SOURCE MATERIAL:
+++

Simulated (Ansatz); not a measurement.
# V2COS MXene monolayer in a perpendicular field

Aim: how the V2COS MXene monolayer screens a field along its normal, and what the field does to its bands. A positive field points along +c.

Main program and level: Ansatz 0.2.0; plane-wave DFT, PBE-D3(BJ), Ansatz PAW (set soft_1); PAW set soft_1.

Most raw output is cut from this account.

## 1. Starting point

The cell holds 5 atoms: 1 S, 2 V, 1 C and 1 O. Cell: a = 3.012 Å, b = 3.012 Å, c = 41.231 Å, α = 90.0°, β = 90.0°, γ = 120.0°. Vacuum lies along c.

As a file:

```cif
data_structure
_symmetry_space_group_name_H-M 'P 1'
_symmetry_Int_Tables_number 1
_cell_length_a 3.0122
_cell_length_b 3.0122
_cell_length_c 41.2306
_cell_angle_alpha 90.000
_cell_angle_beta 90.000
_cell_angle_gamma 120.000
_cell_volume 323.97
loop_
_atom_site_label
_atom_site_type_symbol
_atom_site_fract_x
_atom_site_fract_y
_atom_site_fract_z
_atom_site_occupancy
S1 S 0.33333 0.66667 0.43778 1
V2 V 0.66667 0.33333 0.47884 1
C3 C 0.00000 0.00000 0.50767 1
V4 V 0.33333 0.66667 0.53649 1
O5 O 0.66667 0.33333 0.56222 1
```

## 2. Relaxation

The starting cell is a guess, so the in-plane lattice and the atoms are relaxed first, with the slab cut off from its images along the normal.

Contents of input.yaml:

+++

BRIEF: Write out the records above again, keeping each one identical to the original.

ANSWER BOX:
Simulated (Ansatz); not a measurement.
# V2COS MXene monolayer in a perpendicular field

Aim: how the V2COS MXene monolayer screens a field along its normal, and what the field does to its bands. A positive field points along +c.

Main program and level: Ansatz 0.2.0; plane-wave DFT, PBE-D3(BJ), Ansatz PAW (set soft_1); PAW set soft_1.

Most raw output is cut from this account.

## 1. Starting point

The cell holds 5 atoms: 1 S, 2 V, 1 C and 1 O. Cell: a = 3.012 Å, b = 3.012 Å, c = 41.231 Å, α = 90.0°, β = 90.0°, γ = 120.0°. Vacuum lies along c.

As a file:

```cif
data_structure
_symmetry_space_group_name_H-M 'P 1'
_symmetry_Int_Tables_number 1
_cell_length_a 3.0122
_cell_length_b 3.0122
_cell_length_c 41.2306
_cell_angle_alpha 90.000
_cell_angle_beta 90.000
_cell_angle_gamma 120.000
_cell_volume 323.97
loop_
_atom_site_label
_atom_site_type_symbol
_atom_site_fract_x
_atom_site_fract_y
_atom_site_fract_z
_atom_site_occupancy
S1 S 0.33333 0.66667 0.43778 1
V2 V 0.66667 0.33333 0.47884 1
C3 C 0.00000 0.00000 0.50767 1
V4 V 0.33333 0.66667 0.53649 1
O5 O 0.66667 0.33333 0.56222 1
```

## 2. Relaxation

The starting cell is a guess, so the in-plane lattice and the atoms are relaxed first, with the slab cut off from its images along the normal.

Contents of input.yaml:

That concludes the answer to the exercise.